Action item:
Would you repeat all the lines below, exactly as they stand?

——————————

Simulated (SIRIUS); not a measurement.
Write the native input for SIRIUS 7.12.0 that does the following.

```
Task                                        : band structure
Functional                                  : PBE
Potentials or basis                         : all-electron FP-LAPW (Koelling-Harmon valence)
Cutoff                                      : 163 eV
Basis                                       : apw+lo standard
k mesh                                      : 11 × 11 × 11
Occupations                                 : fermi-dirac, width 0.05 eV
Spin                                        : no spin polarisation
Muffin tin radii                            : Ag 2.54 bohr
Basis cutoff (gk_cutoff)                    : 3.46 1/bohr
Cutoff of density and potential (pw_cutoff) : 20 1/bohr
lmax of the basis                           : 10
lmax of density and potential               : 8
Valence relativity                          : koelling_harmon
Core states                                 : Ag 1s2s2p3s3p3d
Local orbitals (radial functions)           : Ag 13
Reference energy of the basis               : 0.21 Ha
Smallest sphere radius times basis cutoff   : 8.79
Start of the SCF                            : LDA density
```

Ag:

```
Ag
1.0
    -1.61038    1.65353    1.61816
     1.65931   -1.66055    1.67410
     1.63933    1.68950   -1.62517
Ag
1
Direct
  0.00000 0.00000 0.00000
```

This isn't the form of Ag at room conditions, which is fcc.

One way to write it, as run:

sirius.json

——————————

Response area:
Simulated (SIRIUS); not a measurement.
Write the native input for SIRIUS 7.12.0 that does the following.

```
Task                                        : band structure
Functional                                  : PBE
Potentials or basis                         : all-electron FP-LAPW (Koelling-Harmon valence)
Cutoff                                      : 163 eV
Basis                                       : apw+lo standard
k mesh                                      : 11 × 11 × 11
Occupations                                 : fermi-dirac, width 0.05 eV
Spin                                        : no spin polarisation
Muffin tin radii                            : Ag 2.54 bohr
Basis cutoff (gk_cutoff)                    : 3.46 1/bohr
Cutoff of density and potential (pw_cutoff) : 20 1/bohr
lmax of the basis                           : 10
lmax of density and potential               : 8
Valence relativity                          : koelling_harmon
Core states                                 : Ag 1s2s2p3s3p3d
Local orbitals (radial functions)           : Ag 13
Reference energy of the basis               : 0.21 Ha
Smallest sphere radius times basis cutoff   : 8.79
Start of the SCF                            : LDA density
```

Ag:

```
Ag
1.0
    -1.61038    1.65353    1.61816
     1.65931   -1.66055    1.67410
     1.63933    1.68950   -1.62517
Ag
1
Direct
  0.00000 0.00000 0.00000
```

This isn't the form of Ag at room conditions, which is fcc.

One way to write it, as run:

sirius.json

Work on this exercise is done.